• **PROVIDED INFORMATION**
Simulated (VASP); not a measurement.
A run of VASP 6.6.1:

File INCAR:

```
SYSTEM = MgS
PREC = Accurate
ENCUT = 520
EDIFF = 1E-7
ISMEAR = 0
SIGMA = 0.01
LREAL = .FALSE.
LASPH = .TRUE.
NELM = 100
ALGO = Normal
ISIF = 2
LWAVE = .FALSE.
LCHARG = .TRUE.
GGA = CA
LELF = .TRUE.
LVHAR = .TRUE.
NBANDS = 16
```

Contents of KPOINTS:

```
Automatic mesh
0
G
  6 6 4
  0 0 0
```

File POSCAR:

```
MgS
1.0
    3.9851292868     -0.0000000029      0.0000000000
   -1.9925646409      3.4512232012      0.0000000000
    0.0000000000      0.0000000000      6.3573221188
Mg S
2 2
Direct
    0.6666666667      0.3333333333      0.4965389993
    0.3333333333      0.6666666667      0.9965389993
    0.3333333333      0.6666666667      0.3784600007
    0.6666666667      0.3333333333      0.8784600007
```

• **WORK TASK**
Output all of the data again, exactly.

• **WRITTEN RESPONSE**
Simulated (VASP); not a measurement.
A run of VASP 6.6.1:

File INCAR:

```
SYSTEM = MgS
PREC = Accurate
ENCUT = 520
EDIFF = 1E-7
ISMEAR = 0
SIGMA = 0.01
LREAL = .FALSE.
LASPH = .TRUE.
NELM = 100
ALGO = Normal
ISIF = 2
LWAVE = .FALSE.
LCHARG = .TRUE.
GGA = CA
LELF = .TRUE.
LVHAR = .TRUE.
NBANDS = 16
```

Contents of KPOINTS:

```
Automatic mesh
0
G
  6 6 4
  0 0 0
```

File POSCAR:

```
MgS
1.0
    3.9851292868     -0.0000000029      0.0000000000
   -1.9925646409      3.4512232012      0.0000000000
    0.0000000000      0.0000000000      6.3573221188
Mg S
2 2
Direct
    0.6666666667      0.3333333333      0.4965389993
    0.3333333333      0.6666666667      0.9965389993
    0.3333333333      0.6666666667      0.3784600007
    0.6666666667      0.3333333333      0.8784600007
```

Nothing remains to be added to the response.